**EXERCISE**. Repeat exactly what appears from the opening line of the listing to the line with "Question: Estimate the", inclusive.

**DATA FOR REVIEW**.
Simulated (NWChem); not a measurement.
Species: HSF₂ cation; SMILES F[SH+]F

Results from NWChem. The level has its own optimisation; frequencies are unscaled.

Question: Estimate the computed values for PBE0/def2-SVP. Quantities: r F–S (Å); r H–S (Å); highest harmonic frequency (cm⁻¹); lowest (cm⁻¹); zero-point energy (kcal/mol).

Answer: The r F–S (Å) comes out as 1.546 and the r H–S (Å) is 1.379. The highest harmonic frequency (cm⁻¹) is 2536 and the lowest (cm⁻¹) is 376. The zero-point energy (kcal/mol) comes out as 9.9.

**EXERCISE RESULT**.
Simulated (NWChem); not a measurement.
Species: HSF₂ cation; SMILES F[SH+]F

Results from NWChem. The level has its own optimisation; frequencies are unscaled.

Question: Estimate the computed values for PBE0/def2-SVP. Quantities: r F–S (Å); r H–S (Å); highest harmonic frequency (cm⁻¹); lowest (cm⁻¹); zero-point energy (kcal/mol).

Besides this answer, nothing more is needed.